◆ PROVIDED DATA ◆
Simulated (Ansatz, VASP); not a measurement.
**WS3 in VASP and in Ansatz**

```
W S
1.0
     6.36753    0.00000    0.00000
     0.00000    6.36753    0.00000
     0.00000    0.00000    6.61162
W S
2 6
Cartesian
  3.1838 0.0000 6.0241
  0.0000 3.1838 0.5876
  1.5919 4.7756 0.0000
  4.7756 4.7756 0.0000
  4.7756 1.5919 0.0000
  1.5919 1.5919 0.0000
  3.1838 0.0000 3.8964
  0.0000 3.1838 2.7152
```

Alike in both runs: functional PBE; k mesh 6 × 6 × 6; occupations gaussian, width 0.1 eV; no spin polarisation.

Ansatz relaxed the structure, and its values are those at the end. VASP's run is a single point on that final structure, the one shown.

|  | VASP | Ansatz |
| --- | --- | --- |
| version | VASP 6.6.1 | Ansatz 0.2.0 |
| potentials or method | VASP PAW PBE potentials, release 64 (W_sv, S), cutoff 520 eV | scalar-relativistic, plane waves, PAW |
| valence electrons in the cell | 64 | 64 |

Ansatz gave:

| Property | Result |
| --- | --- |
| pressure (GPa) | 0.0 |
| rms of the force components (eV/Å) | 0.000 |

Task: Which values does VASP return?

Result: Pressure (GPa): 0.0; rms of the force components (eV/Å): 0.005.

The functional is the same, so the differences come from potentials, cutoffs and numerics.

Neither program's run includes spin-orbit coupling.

◆ EXERCISE ◆
Without any alteration, the preceding material should be retyped in full.

◆ ANSWER BOX ◆
Simulated (Ansatz, VASP); not a measurement.
**WS3 in VASP and in Ansatz**

```
W S
1.0
     6.36753    0.00000    0.00000
     0.00000    6.36753    0.00000
     0.00000    0.00000    6.61162
W S
2 6
Cartesian
  3.1838 0.0000 6.0241
  0.0000 3.1838 0.5876
  1.5919 4.7756 0.0000
  4.7756 4.7756 0.0000
  4.7756 1.5919 0.0000
  1.5919 1.5919 0.0000
  3.1838 0.0000 3.8964
  0.0000 3.1838 2.7152
```

Alike in both runs: functional PBE; k mesh 6 × 6 × 6; occupations gaussian, width 0.1 eV; no spin polarisation.

Ansatz relaxed the structure, and its values are those at the end. VASP's run is a single point on that final structure, the one shown.

|  | VASP | Ansatz |
| --- | --- | --- |
| version | VASP 6.6.1 | Ansatz 0.2.0 |
| potentials or method | VASP PAW PBE potentials, release 64 (W_sv, S), cutoff 520 eV | scalar-relativistic, plane waves, PAW |
| valence electrons in the cell | 64 | 64 |

Ansatz gave:

| Property | Result |
| --- | --- |
| pressure (GPa) | 0.0 |
| rms of the force components (eV/Å) | 0.000 |

Task: Which values does VASP return?

Result: Pressure (GPa): 0.0; rms of the force components (eV/Å): 0.005.

The functional is the same, so the differences come from potentials, cutoffs and numerics.

Neither program's run includes spin-orbit coupling.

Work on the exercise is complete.